* WORK INSTRUCTION *
Please retype the records below exactly, from the first line down to and including the line with "16 atoms, charge".

* DATA EXTRACT *
....................
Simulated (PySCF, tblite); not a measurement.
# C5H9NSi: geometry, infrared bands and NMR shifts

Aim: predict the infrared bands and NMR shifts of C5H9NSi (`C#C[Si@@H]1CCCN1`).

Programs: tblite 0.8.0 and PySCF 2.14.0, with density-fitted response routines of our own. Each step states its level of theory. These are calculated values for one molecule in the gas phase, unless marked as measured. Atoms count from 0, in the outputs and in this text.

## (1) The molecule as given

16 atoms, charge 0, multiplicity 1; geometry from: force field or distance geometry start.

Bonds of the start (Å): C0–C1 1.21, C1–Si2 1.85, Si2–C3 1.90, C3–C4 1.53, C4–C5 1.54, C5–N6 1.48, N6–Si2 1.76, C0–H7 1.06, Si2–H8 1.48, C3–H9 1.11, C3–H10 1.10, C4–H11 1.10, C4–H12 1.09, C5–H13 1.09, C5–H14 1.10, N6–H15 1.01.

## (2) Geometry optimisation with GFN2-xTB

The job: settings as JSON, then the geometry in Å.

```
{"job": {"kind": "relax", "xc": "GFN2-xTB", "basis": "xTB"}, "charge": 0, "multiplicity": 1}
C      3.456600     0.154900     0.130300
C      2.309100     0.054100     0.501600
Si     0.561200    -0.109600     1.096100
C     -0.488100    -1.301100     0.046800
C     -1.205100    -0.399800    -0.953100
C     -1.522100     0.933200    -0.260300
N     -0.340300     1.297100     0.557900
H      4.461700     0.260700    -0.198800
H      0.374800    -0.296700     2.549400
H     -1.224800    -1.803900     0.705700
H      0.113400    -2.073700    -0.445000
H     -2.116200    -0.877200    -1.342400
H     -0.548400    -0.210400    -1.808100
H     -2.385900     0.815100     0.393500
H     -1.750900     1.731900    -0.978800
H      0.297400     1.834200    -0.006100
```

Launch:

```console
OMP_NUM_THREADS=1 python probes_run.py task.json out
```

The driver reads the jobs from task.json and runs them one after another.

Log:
....................

* REPLY *
Simulated (PySCF, tblite); not a measurement.
# C5H9NSi: geometry, infrared bands and NMR shifts

Aim: predict the infrared bands and NMR shifts of C5H9NSi (`C#C[Si@@H]1CCCN1`).

Programs: tblite 0.8.0 and PySCF 2.14.0, with density-fitted response routines of our own. Each step states its level of theory. These are calculated values for one molecule in the gas phase, unless marked as measured. Atoms count from 0, in the outputs and in this text.

## (1) The molecule as given

16 atoms, charge 0, multiplicity 1; geometry from: force field or distance geometry start.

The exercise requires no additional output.